*** Opening Material supplied ***
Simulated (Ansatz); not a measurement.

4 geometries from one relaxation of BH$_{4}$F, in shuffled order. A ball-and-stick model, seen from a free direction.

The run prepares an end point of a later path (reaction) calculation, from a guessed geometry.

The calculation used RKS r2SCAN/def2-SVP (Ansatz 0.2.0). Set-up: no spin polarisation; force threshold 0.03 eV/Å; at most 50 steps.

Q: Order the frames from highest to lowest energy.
*** Closing Material supplied ***

= Requirement =
Going line by line, copy the data above exactly.

= Task result =
Simulated (Ansatz); not a measurement.

4 geometries from one relaxation of BH$_{4}$F, in shuffled order. A ball-and-stick model, seen from a free direction.

The run prepares an end point of a later path (reaction) calculation, from a guessed geometry.

The calculation used RKS r2SCAN/def2-SVP (Ansatz 0.2.0). Set-up: no spin polarisation; force threshold 0.03 eV/Å; at most 50 steps.

Q: Order the frames from highest to lowest energy.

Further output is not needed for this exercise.